******************************

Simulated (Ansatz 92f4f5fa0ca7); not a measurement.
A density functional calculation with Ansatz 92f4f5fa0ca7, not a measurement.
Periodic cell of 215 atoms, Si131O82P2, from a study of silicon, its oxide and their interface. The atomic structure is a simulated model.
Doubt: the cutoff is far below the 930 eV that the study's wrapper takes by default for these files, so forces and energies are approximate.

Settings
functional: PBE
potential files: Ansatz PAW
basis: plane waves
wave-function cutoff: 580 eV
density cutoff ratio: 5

******************************

▶ [BRIEF] What is needed is an exact copy of all the entries.

▶ [EXERCISE ANSWER]
Simulated (Ansatz 92f4f5fa0ca7); not a measurement.
A density functional calculation with Ansatz 92f4f5fa0ca7, not a measurement.
Periodic cell of 215 atoms, Si131O82P2, from a study of silicon, its oxide and their interface. The atomic structure is a simulated model.
Doubt: the cutoff is far below the 930 eV that the study's wrapper takes by default for these files, so forces and energies are approximate.

Settings
functional: PBE
potential files: Ansatz PAW
basis: plane waves
wave-function cutoff: 580 eV
density cutoff ratio: 5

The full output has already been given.